──────────────────────────────
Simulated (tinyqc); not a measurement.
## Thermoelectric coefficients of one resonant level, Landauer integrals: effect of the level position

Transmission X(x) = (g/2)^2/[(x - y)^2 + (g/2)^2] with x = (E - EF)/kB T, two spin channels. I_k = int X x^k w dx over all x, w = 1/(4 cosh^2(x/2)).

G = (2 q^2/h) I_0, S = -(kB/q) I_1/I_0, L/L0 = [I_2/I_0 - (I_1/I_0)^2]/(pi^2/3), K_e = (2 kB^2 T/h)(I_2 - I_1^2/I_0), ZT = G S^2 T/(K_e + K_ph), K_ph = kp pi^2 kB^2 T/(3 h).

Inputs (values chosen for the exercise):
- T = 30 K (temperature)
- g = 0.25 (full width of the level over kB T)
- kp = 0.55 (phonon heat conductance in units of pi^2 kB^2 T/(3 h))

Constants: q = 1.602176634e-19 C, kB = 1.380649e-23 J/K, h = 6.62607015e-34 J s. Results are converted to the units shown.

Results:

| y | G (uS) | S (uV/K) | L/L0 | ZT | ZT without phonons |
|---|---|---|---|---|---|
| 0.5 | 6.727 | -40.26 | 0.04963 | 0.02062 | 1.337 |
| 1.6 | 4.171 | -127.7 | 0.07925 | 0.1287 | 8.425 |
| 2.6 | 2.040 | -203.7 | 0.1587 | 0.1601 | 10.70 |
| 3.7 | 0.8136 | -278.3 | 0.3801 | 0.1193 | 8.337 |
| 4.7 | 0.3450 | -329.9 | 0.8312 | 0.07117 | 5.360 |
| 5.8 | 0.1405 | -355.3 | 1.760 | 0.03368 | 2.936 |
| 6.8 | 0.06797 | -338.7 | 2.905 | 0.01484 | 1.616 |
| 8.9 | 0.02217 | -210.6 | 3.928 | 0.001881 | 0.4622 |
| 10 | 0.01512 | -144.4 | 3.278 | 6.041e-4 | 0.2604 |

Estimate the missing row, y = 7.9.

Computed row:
──────────────────────────────

■ Brief
In restating the data, begin at its first line, reproduce each line word for word, and conclude with the line that contains "Estimate the missing row, y = 7.9.".

■ Task response
Simulated (tinyqc); not a measurement.
## Thermoelectric coefficients of one resonant level, Landauer integrals: effect of the level position

Transmission X(x) = (g/2)^2/[(x - y)^2 + (g/2)^2] with x = (E - EF)/kB T, two spin channels. I_k = int X x^k w dx over all x, w = 1/(4 cosh^2(x/2)).

G = (2 q^2/h) I_0, S = -(kB/q) I_1/I_0, L/L0 = [I_2/I_0 - (I_1/I_0)^2]/(pi^2/3), K_e = (2 kB^2 T/h)(I_2 - I_1^2/I_0), ZT = G S^2 T/(K_e + K_ph), K_ph = kp pi^2 kB^2 T/(3 h).

Inputs (values chosen for the exercise):
- T = 30 K (temperature)
- g = 0.25 (full width of the level over kB T)
- kp = 0.55 (phonon heat conductance in units of pi^2 kB^2 T/(3 h))

Constants: q = 1.602176634e-19 C, kB = 1.380649e-23 J/K, h = 6.62607015e-34 J s. Results are converted to the units shown.

Results:

| y | G (uS) | S (uV/K) | L/L0 | ZT | ZT without phonons |
|---|---|---|---|---|---|
| 0.5 | 6.727 | -40.26 | 0.04963 | 0.02062 | 1.337 |
| 1.6 | 4.171 | -127.7 | 0.07925 | 0.1287 | 8.425 |
| 2.6 | 2.040 | -203.7 | 0.1587 | 0.1601 | 10.70 |
| 3.7 | 0.8136 | -278.3 | 0.3801 | 0.1193 | 8.337 |
| 4.7 | 0.3450 | -329.9 | 0.8312 | 0.07117 | 5.360 |
| 5.8 | 0.1405 | -355.3 | 1.760 | 0.03368 | 2.936 |
| 6.8 | 0.06797 | -338.7 | 2.905 | 0.01484 | 1.616 |
| 8.9 | 0.02217 | -210.6 | 3.928 | 0.001881 | 0.4622 |
| 10 | 0.01512 | -144.4 | 3.278 | 6.041e-4 | 0.2604 |

Estimate the missing row, y = 7.9.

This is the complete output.